━━━━━━━━━━━━━━━━

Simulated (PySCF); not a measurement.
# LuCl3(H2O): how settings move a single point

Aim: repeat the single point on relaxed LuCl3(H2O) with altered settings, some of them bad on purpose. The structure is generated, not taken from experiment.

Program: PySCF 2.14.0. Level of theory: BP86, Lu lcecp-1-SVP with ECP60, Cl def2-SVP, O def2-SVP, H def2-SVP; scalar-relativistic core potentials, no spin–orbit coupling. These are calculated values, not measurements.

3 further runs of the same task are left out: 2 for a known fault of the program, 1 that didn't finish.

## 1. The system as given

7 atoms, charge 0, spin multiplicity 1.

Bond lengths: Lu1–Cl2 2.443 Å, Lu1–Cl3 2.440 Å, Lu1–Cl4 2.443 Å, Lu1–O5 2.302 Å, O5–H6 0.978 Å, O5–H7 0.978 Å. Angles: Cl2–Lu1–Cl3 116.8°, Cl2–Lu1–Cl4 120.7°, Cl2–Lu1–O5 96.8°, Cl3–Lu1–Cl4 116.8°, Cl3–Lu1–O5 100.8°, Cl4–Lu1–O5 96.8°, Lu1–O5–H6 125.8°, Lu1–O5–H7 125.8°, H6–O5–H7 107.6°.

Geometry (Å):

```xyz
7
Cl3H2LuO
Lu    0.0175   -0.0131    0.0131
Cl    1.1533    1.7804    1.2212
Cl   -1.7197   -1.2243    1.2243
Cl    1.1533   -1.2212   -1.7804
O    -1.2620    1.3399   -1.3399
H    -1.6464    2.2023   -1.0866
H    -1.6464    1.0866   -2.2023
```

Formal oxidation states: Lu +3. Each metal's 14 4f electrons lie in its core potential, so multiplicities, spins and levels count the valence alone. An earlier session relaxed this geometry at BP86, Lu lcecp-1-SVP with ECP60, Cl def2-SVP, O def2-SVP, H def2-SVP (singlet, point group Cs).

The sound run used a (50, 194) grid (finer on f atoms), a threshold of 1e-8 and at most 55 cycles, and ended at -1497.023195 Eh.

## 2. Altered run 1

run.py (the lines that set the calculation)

━━━━━━━━━━━━━━━━

BRIEF - Restate verbatim the first line above and all lines after it through the line containing "Aim: repeat the"; omit the rest.

TASK RESPONSE -
Simulated (PySCF); not a measurement.
# LuCl3(H2O): how settings move a single point

Aim: repeat the single point on relaxed LuCl3(H2O) with altered settings, some of them bad on purpose. The structure is generated, not taken from experiment.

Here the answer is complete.